+ + + + + + +

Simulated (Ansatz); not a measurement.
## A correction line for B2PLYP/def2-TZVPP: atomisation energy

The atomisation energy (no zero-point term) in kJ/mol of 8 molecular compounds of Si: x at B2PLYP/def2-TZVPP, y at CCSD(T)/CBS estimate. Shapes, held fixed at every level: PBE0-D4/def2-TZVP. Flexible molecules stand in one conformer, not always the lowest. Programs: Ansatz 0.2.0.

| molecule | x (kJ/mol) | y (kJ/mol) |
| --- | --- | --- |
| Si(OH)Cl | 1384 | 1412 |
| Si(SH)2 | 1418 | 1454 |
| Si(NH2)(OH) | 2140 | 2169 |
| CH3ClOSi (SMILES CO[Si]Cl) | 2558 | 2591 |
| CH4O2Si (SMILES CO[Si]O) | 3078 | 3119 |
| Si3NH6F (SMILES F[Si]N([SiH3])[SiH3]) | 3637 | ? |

+ + + + + + +

■ Requirement
Please write out the data again exactly as it stands.

■ Expected answer
Simulated (Ansatz); not a measurement.
## A correction line for B2PLYP/def2-TZVPP: atomisation energy

The atomisation energy (no zero-point term) in kJ/mol of 8 molecular compounds of Si: x at B2PLYP/def2-TZVPP, y at CCSD(T)/CBS estimate. Shapes, held fixed at every level: PBE0-D4/def2-TZVP. Flexible molecules stand in one conformer, not always the lowest. Programs: Ansatz 0.2.0.

| molecule | x (kJ/mol) | y (kJ/mol) |
| --- | --- | --- |
| Si(OH)Cl | 1384 | 1412 |
| Si(SH)2 | 1418 | 1454 |
| Si(NH2)(OH) | 2140 | 2169 |
| CH3ClOSi (SMILES CO[Si]Cl) | 2558 | 2591 |
| CH4O2Si (SMILES CO[Si]O) | 3078 | 3119 |
| Si3NH6F (SMILES F[Si]N([SiH3])[SiH3]) | 3637 | ? |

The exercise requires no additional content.